WORK INSTRUCTION: Working from the top of the records below, reproduce each line exactly, ending once you have written the line containing "A k mesh can".

^^^^

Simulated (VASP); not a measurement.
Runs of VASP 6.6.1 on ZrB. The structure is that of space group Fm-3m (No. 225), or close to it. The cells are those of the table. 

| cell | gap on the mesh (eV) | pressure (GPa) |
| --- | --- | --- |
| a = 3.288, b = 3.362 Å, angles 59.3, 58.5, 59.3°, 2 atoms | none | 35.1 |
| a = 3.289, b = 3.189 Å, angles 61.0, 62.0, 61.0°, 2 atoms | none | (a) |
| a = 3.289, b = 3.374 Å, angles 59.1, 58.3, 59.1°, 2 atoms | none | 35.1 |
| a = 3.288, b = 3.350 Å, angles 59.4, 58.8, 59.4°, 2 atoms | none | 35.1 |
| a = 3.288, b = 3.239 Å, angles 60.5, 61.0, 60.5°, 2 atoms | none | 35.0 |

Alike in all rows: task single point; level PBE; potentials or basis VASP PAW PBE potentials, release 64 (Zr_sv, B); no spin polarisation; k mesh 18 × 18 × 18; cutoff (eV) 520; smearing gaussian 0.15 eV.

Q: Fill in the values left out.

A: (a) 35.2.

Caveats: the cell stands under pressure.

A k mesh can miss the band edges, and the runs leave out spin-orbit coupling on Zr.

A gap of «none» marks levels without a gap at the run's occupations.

^^^^

TASK OUTPUT:
Simulated (VASP); not a measurement.
Runs of VASP 6.6.1 on ZrB. The structure is that of space group Fm-3m (No. 225), or close to it. The cells are those of the table. 

| cell | gap on the mesh (eV) | pressure (GPa) |
| --- | --- | --- |
| a = 3.288, b = 3.362 Å, angles 59.3, 58.5, 59.3°, 2 atoms | none | 35.1 |
| a = 3.289, b = 3.189 Å, angles 61.0, 62.0, 61.0°, 2 atoms | none | (a) |
| a = 3.289, b = 3.374 Å, angles 59.1, 58.3, 59.1°, 2 atoms | none | 35.1 |
| a = 3.288, b = 3.350 Å, angles 59.4, 58.8, 59.4°, 2 atoms | none | 35.1 |
| a = 3.288, b = 3.239 Å, angles 60.5, 61.0, 60.5°, 2 atoms | none | 35.0 |

Alike in all rows: task single point; level PBE; potentials or basis VASP PAW PBE potentials, release 64 (Zr_sv, B); no spin polarisation; k mesh 18 × 18 × 18; cutoff (eV) 520; smearing gaussian 0.15 eV.

Q: Fill in the values left out.

A: (a) 35.2.

Caveats: the cell stands under pressure.

A k mesh can miss the band edges, and the runs leave out spin-orbit coupling on Zr.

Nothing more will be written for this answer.